* [WORK ITEM]
Word for word, repeat each of the records below.

+++

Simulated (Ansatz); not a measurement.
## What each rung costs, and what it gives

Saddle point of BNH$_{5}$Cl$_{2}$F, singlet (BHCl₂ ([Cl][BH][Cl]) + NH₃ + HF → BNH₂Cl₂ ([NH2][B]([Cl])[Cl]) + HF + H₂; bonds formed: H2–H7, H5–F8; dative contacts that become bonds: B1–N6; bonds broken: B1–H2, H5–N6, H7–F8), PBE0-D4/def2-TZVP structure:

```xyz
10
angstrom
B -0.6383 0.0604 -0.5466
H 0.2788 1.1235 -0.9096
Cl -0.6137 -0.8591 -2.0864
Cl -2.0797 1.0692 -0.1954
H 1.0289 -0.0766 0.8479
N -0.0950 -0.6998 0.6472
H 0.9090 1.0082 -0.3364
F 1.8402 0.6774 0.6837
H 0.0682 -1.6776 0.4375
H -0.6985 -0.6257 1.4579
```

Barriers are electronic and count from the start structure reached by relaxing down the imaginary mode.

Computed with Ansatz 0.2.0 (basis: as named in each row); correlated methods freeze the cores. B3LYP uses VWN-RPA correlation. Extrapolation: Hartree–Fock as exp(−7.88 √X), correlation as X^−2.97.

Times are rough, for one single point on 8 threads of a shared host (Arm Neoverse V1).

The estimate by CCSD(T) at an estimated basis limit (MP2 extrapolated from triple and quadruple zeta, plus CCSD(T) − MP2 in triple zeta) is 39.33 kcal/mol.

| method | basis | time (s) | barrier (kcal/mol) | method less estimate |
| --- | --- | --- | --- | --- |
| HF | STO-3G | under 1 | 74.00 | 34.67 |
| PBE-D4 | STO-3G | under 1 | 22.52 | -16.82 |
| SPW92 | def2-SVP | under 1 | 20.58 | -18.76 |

+++

* [EXERCISE ANSWER]
Simulated (Ansatz); not a measurement.
## What each rung costs, and what it gives

Saddle point of BNH$_{5}$Cl$_{2}$F, singlet (BHCl₂ ([Cl][BH][Cl]) + NH₃ + HF → BNH₂Cl₂ ([NH2][B]([Cl])[Cl]) + HF + H₂; bonds formed: H2–H7, H5–F8; dative contacts that become bonds: B1–N6; bonds broken: B1–H2, H5–N6, H7–F8), PBE0-D4/def2-TZVP structure:

```xyz
10
angstrom
B -0.6383 0.0604 -0.5466
H 0.2788 1.1235 -0.9096
Cl -0.6137 -0.8591 -2.0864
Cl -2.0797 1.0692 -0.1954
H 1.0289 -0.0766 0.8479
N -0.0950 -0.6998 0.6472
H 0.9090 1.0082 -0.3364
F 1.8402 0.6774 0.6837
H 0.0682 -1.6776 0.4375
H -0.6985 -0.6257 1.4579
```

Barriers are electronic and count from the start structure reached by relaxing down the imaginary mode.

Computed with Ansatz 0.2.0 (basis: as named in each row); correlated methods freeze the cores. B3LYP uses VWN-RPA correlation. Extrapolation: Hartree–Fock as exp(−7.88 √X), correlation as X^−2.97.

Times are rough, for one single point on 8 threads of a shared host (Arm Neoverse V1).

The estimate by CCSD(T) at an estimated basis limit (MP2 extrapolated from triple and quadruple zeta, plus CCSD(T) − MP2 in triple zeta) is 39.33 kcal/mol.

| method | basis | time (s) | barrier (kcal/mol) | method less estimate |
| --- | --- | --- | --- | --- |
| HF | STO-3G | under 1 | 74.00 | 34.67 |
| PBE-D4 | STO-3G | under 1 | 22.52 | -16.82 |
| SPW92 | def2-SVP | under 1 | 20.58 | -18.76 |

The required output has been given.